===== INPUT DATA

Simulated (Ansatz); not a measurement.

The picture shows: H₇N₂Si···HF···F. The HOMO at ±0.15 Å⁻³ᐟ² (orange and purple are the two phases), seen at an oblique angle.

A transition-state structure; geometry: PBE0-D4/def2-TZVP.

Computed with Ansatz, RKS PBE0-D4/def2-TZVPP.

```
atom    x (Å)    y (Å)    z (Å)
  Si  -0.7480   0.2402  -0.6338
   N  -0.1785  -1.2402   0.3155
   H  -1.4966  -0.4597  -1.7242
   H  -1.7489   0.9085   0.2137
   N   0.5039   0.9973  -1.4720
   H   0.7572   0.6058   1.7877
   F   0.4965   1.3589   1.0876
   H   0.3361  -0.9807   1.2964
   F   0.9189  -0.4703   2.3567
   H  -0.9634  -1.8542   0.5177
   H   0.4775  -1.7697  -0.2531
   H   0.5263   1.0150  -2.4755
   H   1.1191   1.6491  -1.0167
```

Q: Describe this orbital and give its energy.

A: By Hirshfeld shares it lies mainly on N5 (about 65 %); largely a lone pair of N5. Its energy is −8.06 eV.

==========

■ **ASSIGNED TASK**
From the first line to the last, return the material exactly.

■ **WRITTEN REPLY**
Simulated (Ansatz); not a measurement.

The picture shows: H₇N₂Si···HF···F. The HOMO at ±0.15 Å⁻³ᐟ² (orange and purple are the two phases), seen at an oblique angle.

A transition-state structure; geometry: PBE0-D4/def2-TZVP.

Computed with Ansatz, RKS PBE0-D4/def2-TZVPP.

```
atom    x (Å)    y (Å)    z (Å)
  Si  -0.7480   0.2402  -0.6338
   N  -0.1785  -1.2402   0.3155
   H  -1.4966  -0.4597  -1.7242
   H  -1.7489   0.9085   0.2137
   N   0.5039   0.9973  -1.4720
   H   0.7572   0.6058   1.7877
   F   0.4965   1.3589   1.0876
   H   0.3361  -0.9807   1.2964
   F   0.9189  -0.4703   2.3567
   H  -0.9634  -1.8542   0.5177
   H   0.4775  -1.7697  -0.2531
   H   0.5263   1.0150  -2.4755
   H   1.1191   1.6491  -1.0167
```

Q: Describe this orbital and give its energy.

A: By Hirshfeld shares it lies mainly on N5 (about 65 %); largely a lone pair of N5. Its energy is −8.06 eV.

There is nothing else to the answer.